◆ **Work task**: Copy the data exactly from the line that contains "temperature | 1140 | C |" through the line that contains "reading less true temperature = -8.987 K", keeping both end lines and leaving out everything else.

((

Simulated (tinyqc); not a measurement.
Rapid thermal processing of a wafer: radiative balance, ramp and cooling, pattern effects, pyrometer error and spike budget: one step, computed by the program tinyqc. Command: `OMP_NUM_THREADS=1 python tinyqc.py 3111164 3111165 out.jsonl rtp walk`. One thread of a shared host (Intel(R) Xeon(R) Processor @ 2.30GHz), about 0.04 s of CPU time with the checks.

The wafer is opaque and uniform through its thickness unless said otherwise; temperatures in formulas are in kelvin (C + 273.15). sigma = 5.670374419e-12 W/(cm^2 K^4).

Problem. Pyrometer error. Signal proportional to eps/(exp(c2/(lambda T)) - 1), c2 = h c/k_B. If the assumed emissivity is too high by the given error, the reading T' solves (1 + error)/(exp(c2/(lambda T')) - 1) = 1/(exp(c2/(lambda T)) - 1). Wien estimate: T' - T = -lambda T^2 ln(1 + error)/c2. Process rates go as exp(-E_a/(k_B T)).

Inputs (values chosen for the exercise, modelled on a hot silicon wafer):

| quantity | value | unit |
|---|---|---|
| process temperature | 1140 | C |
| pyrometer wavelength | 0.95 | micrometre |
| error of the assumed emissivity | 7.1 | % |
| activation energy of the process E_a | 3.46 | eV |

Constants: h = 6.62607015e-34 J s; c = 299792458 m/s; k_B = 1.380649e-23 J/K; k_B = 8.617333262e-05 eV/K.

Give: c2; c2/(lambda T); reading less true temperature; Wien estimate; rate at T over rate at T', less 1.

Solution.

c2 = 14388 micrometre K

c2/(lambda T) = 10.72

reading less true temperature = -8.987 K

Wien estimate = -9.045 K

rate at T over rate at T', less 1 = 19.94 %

))

◆ **Solution**:
| process temperature | 1140 | C |
| pyrometer wavelength | 0.95 | micrometre |
| error of the assumed emissivity | 7.1 | % |
| activation energy of the process E_a | 3.46 | eV |

Constants: h = 6.62607015e-34 J s; c = 299792458 m/s; k_B = 1.380649e-23 J/K; k_B = 8.617333262e-05 eV/K.

Give: c2; c2/(lambda T); reading less true temperature; Wien estimate; rate at T over rate at T', less 1.

Solution.

c2 = 14388 micrometre K

c2/(lambda T) = 10.72

reading less true temperature = -8.987 K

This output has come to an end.